Brief: Your task is to reproduce exactly the lines that run from the beginning of the data through the line where "For Cu3Sn, the" appears.

****

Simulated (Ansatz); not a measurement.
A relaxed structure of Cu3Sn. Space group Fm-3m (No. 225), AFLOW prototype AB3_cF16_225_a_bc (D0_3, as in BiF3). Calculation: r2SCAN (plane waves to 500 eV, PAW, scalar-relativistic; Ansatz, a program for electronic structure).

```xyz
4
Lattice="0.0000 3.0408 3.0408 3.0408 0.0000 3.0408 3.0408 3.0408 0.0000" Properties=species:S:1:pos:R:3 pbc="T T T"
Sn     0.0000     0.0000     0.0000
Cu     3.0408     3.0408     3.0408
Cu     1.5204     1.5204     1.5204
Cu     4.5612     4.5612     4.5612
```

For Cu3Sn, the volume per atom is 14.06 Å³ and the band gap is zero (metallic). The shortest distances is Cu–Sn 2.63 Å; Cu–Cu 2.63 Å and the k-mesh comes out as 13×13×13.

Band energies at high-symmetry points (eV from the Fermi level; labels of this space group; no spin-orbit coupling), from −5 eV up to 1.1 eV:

****

Response area:
Simulated (Ansatz); not a measurement.
A relaxed structure of Cu3Sn. Space group Fm-3m (No. 225), AFLOW prototype AB3_cF16_225_a_bc (D0_3, as in BiF3). Calculation: r2SCAN (plane waves to 500 eV, PAW, scalar-relativistic; Ansatz, a program for electronic structure).

```xyz
4
Lattice="0.0000 3.0408 3.0408 3.0408 0.0000 3.0408 3.0408 3.0408 0.0000" Properties=species:S:1:pos:R:3 pbc="T T T"
Sn     0.0000     0.0000     0.0000
Cu     3.0408     3.0408     3.0408
Cu     1.5204     1.5204     1.5204
Cu     4.5612     4.5612     4.5612
```

For Cu3Sn, the volume per atom is 14.06 Å³ and the band gap is zero (metallic). The shortest distances is Cu–Sn 2.63 Å; Cu–Cu 2.63 Å and the k-mesh comes out as 13×13×13.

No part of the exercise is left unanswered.